Brief → The records must be returned word for word.

** Opening Supplied material block **
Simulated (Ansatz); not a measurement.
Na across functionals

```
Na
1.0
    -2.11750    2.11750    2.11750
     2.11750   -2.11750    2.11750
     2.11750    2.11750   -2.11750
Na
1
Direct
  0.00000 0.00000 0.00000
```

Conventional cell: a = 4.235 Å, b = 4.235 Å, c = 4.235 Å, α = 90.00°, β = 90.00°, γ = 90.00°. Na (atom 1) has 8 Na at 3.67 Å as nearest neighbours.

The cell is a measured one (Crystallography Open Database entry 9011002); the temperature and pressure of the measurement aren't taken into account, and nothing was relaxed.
** Closing Supplied material block **

Reply →
Simulated (Ansatz); not a measurement.
Na across functionals

```
Na
1.0
    -2.11750    2.11750    2.11750
     2.11750   -2.11750    2.11750
     2.11750    2.11750   -2.11750
Na
1
Direct
  0.00000 0.00000 0.00000
```

Conventional cell: a = 4.235 Å, b = 4.235 Å, c = 4.235 Å, α = 90.00°, β = 90.00°, γ = 90.00°. Na (atom 1) has 8 Na at 3.67 Å as nearest neighbours.

The cell is a measured one (Crystallography Open Database entry 9011002); the temperature and pressure of the measurement aren't taken into account, and nothing was relaxed.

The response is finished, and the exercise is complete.